Quote the material below exactly as written, from the first line to the line that holds "All numbers below", endpoints included.

▼▼▼
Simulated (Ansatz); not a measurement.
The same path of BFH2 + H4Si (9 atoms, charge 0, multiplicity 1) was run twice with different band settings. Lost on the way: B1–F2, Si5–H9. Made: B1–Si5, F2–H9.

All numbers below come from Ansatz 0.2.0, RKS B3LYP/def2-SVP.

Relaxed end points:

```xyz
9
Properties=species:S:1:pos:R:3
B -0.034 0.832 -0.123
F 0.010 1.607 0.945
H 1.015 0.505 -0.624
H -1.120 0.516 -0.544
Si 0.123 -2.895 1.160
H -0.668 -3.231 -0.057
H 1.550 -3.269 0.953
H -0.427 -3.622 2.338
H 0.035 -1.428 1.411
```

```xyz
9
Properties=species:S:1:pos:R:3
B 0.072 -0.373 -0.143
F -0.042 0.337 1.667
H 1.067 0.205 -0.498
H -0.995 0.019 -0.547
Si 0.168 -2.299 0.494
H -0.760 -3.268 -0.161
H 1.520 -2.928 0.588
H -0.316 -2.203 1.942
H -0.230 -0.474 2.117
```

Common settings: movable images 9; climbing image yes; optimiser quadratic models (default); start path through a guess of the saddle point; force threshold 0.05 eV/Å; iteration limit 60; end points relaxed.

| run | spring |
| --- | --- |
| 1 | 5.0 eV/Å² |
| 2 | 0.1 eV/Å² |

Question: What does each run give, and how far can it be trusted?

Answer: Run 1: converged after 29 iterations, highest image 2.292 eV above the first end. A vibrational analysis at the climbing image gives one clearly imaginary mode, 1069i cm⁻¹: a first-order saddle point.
▲▲▲

§ Exercise result
Simulated (Ansatz); not a measurement.
The same path of BFH2 + H4Si (9 atoms, charge 0, multiplicity 1) was run twice with different band settings. Lost on the way: B1–F2, Si5–H9. Made: B1–Si5, F2–H9.

All numbers below come from Ansatz 0.2.0, RKS B3LYP/def2-SVP.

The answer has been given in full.